== Segment start ==

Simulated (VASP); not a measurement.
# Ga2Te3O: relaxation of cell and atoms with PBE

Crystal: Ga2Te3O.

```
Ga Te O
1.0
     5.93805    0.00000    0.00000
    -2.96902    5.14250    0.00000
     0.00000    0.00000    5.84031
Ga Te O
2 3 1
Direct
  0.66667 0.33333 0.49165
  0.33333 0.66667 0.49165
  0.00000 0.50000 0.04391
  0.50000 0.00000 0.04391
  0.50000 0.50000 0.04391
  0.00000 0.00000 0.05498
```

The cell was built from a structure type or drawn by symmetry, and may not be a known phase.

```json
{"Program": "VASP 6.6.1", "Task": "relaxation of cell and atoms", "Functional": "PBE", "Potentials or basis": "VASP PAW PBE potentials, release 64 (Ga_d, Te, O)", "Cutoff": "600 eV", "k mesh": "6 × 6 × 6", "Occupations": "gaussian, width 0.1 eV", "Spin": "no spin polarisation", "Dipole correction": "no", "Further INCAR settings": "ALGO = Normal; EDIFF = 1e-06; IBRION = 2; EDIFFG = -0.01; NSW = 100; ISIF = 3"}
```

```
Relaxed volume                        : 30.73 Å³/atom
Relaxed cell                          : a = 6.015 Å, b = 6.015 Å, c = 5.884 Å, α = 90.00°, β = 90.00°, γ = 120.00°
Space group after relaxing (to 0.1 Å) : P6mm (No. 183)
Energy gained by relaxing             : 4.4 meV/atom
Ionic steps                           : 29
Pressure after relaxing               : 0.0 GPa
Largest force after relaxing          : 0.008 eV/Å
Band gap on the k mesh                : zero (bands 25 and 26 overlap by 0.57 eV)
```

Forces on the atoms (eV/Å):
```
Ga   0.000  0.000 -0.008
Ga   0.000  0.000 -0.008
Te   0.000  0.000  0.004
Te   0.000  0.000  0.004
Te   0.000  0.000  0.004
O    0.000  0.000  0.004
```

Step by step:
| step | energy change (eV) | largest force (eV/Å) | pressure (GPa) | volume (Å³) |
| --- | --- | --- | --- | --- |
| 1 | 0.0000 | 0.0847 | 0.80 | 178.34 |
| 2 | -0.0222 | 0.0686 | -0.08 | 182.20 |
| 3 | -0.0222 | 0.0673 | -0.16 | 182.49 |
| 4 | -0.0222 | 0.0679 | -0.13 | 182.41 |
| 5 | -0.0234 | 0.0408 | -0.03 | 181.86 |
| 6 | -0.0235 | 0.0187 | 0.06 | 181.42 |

== Segment end ==

Work request: In the reply, include exactly the lines from the beginning of the entries above through the line holding "-0.08 | 182.20 |", and nothing besides.

Task solution:
Simulated (VASP); not a measurement.
# Ga2Te3O: relaxation of cell and atoms with PBE

Crystal: Ga2Te3O.

```
Ga Te O
1.0
     5.93805    0.00000    0.00000
    -2.96902    5.14250    0.00000
     0.00000    0.00000    5.84031
Ga Te O
2 3 1
Direct
  0.66667 0.33333 0.49165
  0.33333 0.66667 0.49165
  0.00000 0.50000 0.04391
  0.50000 0.00000 0.04391
  0.50000 0.50000 0.04391
  0.00000 0.00000 0.05498
```

The cell was built from a structure type or drawn by symmetry, and may not be a known phase.

```json
{"Program": "VASP 6.6.1", "Task": "relaxation of cell and atoms", "Functional": "PBE", "Potentials or basis": "VASP PAW PBE potentials, release 64 (Ga_d, Te, O)", "Cutoff": "600 eV", "k mesh": "6 × 6 × 6", "Occupations": "gaussian, width 0.1 eV", "Spin": "no spin polarisation", "Dipole correction": "no", "Further INCAR settings": "ALGO = Normal; EDIFF = 1e-06; IBRION = 2; EDIFFG = -0.01; NSW = 100; ISIF = 3"}
```

```
Relaxed volume                        : 30.73 Å³/atom
Relaxed cell                          : a = 6.015 Å, b = 6.015 Å, c = 5.884 Å, α = 90.00°, β = 90.00°, γ = 120.00°
Space group after relaxing (to 0.1 Å) : P6mm (No. 183)
Energy gained by relaxing             : 4.4 meV/atom
Ionic steps                           : 29
Pressure after relaxing               : 0.0 GPa
Largest force after relaxing          : 0.008 eV/Å
Band gap on the k mesh                : zero (bands 25 and 26 overlap by 0.57 eV)
```

Forces on the atoms (eV/Å):
```
Ga   0.000  0.000 -0.008
Ga   0.000  0.000 -0.008
Te   0.000  0.000  0.004
Te   0.000  0.000  0.004
Te   0.000  0.000  0.004
O    0.000  0.000  0.004
```

Step by step:
| step | energy change (eV) | largest force (eV/Å) | pressure (GPa) | volume (Å³) |
| --- | --- | --- | --- | --- |
| 1 | 0.0000 | 0.0847 | 0.80 | 178.34 |
| 2 | -0.0222 | 0.0686 | -0.08 | 182.20 |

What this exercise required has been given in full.